▸ **Exercise**: All entries must be given again exactly as written.

▸ **Recorded information**:
Start of Block

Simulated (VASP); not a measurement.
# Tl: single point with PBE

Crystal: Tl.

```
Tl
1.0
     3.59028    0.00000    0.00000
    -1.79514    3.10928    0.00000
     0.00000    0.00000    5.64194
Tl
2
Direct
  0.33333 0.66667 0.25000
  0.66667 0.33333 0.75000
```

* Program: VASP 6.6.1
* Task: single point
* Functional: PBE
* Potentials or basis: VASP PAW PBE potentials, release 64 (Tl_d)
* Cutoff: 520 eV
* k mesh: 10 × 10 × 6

End of Block

▸ **Answer area**:
Simulated (VASP); not a measurement.
# Tl: single point with PBE

Crystal: Tl.

```
Tl
1.0
     3.59028    0.00000    0.00000
    -1.79514    3.10928    0.00000
     0.00000    0.00000    5.64194
Tl
2
Direct
  0.33333 0.66667 0.25000
  0.66667 0.33333 0.75000
```

* Program: VASP 6.6.1
* Task: single point
* Functional: PBE
* Potentials or basis: VASP PAW PBE potentials, release 64 (Tl_d)
* Cutoff: 520 eV
* k mesh: 10 × 10 × 6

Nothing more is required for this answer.